#### ACTION ITEM:
Write out the data below exactly, from its first line to the line containing "A. Rh, a = 4.18", that line included.

#### THE DATA:
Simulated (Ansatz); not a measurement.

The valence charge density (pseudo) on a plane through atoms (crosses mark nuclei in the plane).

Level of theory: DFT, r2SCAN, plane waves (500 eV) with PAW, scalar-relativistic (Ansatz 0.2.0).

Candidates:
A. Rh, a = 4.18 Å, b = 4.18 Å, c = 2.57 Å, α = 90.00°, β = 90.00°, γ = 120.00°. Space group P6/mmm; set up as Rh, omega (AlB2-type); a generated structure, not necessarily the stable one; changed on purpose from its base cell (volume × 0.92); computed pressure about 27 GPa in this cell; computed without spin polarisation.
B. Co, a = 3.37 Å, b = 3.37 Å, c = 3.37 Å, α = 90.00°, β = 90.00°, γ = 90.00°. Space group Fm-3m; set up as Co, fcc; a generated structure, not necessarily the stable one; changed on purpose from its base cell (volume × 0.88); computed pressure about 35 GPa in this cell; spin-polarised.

#### TASK ANSWER:
Simulated (Ansatz); not a measurement.

The valence charge density (pseudo) on a plane through atoms (crosses mark nuclei in the plane).

Level of theory: DFT, r2SCAN, plane waves (500 eV) with PAW, scalar-relativistic (Ansatz 0.2.0).

Candidates:
A. Rh, a = 4.18 Å, b = 4.18 Å, c = 2.57 Å, α = 90.00°, β = 90.00°, γ = 120.00°. Space group P6/mmm; set up as Rh, omega (AlB2-type); a generated structure, not necessarily the stable one; changed on purpose from its base cell (volume × 0.92); computed pressure about 27 GPa in this cell; computed without spin polarisation.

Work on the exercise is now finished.